• WORK INSTRUCTION:
Reproduce the opening lines of the records exactly, up to and including the line in which "waves, PAW |" occurs.

((

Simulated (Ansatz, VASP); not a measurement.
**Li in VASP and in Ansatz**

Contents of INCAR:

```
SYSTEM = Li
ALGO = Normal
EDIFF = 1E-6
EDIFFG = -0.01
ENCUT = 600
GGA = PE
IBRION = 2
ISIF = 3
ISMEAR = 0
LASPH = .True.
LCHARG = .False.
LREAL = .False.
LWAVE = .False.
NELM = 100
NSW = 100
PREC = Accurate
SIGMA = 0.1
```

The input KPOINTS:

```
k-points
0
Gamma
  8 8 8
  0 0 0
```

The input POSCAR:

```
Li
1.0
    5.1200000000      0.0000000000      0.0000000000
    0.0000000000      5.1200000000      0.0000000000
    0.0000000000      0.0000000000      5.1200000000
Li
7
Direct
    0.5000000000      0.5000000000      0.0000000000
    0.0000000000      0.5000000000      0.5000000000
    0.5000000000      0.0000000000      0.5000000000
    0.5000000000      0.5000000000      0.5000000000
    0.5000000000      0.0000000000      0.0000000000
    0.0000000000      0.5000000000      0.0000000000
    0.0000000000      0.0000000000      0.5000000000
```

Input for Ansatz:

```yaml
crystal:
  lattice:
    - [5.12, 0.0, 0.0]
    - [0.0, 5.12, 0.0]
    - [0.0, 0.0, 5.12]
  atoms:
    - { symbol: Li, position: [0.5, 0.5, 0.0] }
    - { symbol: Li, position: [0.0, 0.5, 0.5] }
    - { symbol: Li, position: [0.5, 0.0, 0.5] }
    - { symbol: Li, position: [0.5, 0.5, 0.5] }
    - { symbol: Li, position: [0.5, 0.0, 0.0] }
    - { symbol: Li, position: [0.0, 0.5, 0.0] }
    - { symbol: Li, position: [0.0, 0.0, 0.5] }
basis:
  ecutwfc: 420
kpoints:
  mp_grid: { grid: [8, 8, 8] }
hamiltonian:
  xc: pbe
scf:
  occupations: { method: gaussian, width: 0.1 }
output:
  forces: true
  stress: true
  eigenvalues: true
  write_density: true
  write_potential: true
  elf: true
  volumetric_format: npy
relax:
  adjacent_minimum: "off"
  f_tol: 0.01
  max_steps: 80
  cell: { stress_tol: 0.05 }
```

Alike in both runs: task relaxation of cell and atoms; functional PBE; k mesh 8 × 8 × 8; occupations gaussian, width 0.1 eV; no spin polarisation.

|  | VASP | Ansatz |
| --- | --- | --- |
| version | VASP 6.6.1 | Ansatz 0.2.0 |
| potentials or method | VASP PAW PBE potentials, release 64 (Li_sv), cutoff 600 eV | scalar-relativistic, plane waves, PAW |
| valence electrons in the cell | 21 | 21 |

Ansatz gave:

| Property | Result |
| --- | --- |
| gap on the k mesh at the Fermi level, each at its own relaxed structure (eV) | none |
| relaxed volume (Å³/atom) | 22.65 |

))

• TASK RESULT:
Simulated (Ansatz, VASP); not a measurement.
**Li in VASP and in Ansatz**

Contents of INCAR:

```
SYSTEM = Li
ALGO = Normal
EDIFF = 1E-6
EDIFFG = -0.01
ENCUT = 600
GGA = PE
IBRION = 2
ISIF = 3
ISMEAR = 0
LASPH = .True.
LCHARG = .False.
LREAL = .False.
LWAVE = .False.
NELM = 100
NSW = 100
PREC = Accurate
SIGMA = 0.1
```

The input KPOINTS:

```
k-points
0
Gamma
  8 8 8
  0 0 0
```

The input POSCAR:

```
Li
1.0
    5.1200000000      0.0000000000      0.0000000000
    0.0000000000      5.1200000000      0.0000000000
    0.0000000000      0.0000000000      5.1200000000
Li
7
Direct
    0.5000000000      0.5000000000      0.0000000000
    0.0000000000      0.5000000000      0.5000000000
    0.5000000000      0.0000000000      0.5000000000
    0.5000000000      0.5000000000      0.5000000000
    0.5000000000      0.0000000000      0.0000000000
    0.0000000000      0.5000000000      0.0000000000
    0.0000000000      0.0000000000      0.5000000000
```

Input for Ansatz:

```yaml
crystal:
  lattice:
    - [5.12, 0.0, 0.0]
    - [0.0, 5.12, 0.0]
    - [0.0, 0.0, 5.12]
  atoms:
    - { symbol: Li, position: [0.5, 0.5, 0.0] }
    - { symbol: Li, position: [0.0, 0.5, 0.5] }
    - { symbol: Li, position: [0.5, 0.0, 0.5] }
    - { symbol: Li, position: [0.5, 0.5, 0.5] }
    - { symbol: Li, position: [0.5, 0.0, 0.0] }
    - { symbol: Li, position: [0.0, 0.5, 0.0] }
    - { symbol: Li, position: [0.0, 0.0, 0.5] }
basis:
  ecutwfc: 420
kpoints:
  mp_grid: { grid: [8, 8, 8] }
hamiltonian:
  xc: pbe
scf:
  occupations: { method: gaussian, width: 0.1 }
output:
  forces: true
  stress: true
  eigenvalues: true
  write_density: true
  write_potential: true
  elf: true
  volumetric_format: npy
relax:
  adjacent_minimum: "off"
  f_tol: 0.01
  max_steps: 80
  cell: { stress_tol: 0.05 }
```

Alike in both runs: task relaxation of cell and atoms; functional PBE; k mesh 8 × 8 × 8; occupations gaussian, width 0.1 eV; no spin polarisation.

|  | VASP | Ansatz |
| --- | --- | --- |
| version | VASP 6.6.1 | Ansatz 0.2.0 |
| potentials or method | VASP PAW PBE potentials, release 64 (Li_sv), cutoff 600 eV | scalar-relativistic, plane waves, PAW |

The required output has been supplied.